_Records supplied_
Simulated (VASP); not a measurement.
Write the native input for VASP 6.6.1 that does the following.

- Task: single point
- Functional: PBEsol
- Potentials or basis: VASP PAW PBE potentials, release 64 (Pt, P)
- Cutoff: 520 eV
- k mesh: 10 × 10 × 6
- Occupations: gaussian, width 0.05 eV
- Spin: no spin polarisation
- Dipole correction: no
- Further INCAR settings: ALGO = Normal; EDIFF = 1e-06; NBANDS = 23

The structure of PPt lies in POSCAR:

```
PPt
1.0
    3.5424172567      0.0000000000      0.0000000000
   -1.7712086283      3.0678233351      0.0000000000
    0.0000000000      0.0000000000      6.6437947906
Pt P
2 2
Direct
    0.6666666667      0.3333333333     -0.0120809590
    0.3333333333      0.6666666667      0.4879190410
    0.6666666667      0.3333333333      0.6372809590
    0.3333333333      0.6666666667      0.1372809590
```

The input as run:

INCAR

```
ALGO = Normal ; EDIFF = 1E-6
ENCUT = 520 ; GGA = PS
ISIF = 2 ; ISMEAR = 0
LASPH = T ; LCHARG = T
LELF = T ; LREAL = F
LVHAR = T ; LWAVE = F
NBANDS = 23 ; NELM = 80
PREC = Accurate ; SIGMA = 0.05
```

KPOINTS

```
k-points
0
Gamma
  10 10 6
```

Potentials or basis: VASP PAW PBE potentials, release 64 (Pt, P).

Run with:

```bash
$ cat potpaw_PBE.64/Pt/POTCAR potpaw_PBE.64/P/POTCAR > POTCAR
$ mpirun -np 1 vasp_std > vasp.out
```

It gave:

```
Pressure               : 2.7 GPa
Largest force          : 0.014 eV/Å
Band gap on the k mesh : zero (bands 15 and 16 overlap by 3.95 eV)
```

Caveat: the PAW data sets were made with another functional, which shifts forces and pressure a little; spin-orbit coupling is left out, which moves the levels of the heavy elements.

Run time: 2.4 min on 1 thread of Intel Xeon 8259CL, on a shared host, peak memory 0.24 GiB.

_Task item_
Everything from the first line above through the line that contains "Caveat: the PAW" should be duplicated exactly, please, and nothing beyond it.

_Your solution_
Simulated (VASP); not a measurement.
Write the native input for VASP 6.6.1 that does the following.

- Task: single point
- Functional: PBEsol
- Potentials or basis: VASP PAW PBE potentials, release 64 (Pt, P)
- Cutoff: 520 eV
- k mesh: 10 × 10 × 6
- Occupations: gaussian, width 0.05 eV
- Spin: no spin polarisation
- Dipole correction: no
- Further INCAR settings: ALGO = Normal; EDIFF = 1e-06; NBANDS = 23

The structure of PPt lies in POSCAR:

```
PPt
1.0
    3.5424172567      0.0000000000      0.0000000000
   -1.7712086283      3.0678233351      0.0000000000
    0.0000000000      0.0000000000      6.6437947906
Pt P
2 2
Direct
    0.6666666667      0.3333333333     -0.0120809590
    0.3333333333      0.6666666667      0.4879190410
    0.6666666667      0.3333333333      0.6372809590
    0.3333333333      0.6666666667      0.1372809590
```

The input as run:

INCAR

```
ALGO = Normal ; EDIFF = 1E-6
ENCUT = 520 ; GGA = PS
ISIF = 2 ; ISMEAR = 0
LASPH = T ; LCHARG = T
LELF = T ; LREAL = F
LVHAR = T ; LWAVE = F
NBANDS = 23 ; NELM = 80
PREC = Accurate ; SIGMA = 0.05
```

KPOINTS

```
k-points
0
Gamma
  10 10 6
```

Potentials or basis: VASP PAW PBE potentials, release 64 (Pt, P).

Run with:

```bash
$ cat potpaw_PBE.64/Pt/POTCAR potpaw_PBE.64/P/POTCAR > POTCAR
$ mpirun -np 1 vasp_std > vasp.out
```

It gave:

```
Pressure               : 2.7 GPa
Largest force          : 0.014 eV/Å
Band gap on the k mesh : zero (bands 15 and 16 overlap by 3.95 eV)
```

Caveat: the PAW data sets were made with another functional, which shifts forces and pressure a little; spin-orbit coupling is left out, which moves the levels of the heavy elements.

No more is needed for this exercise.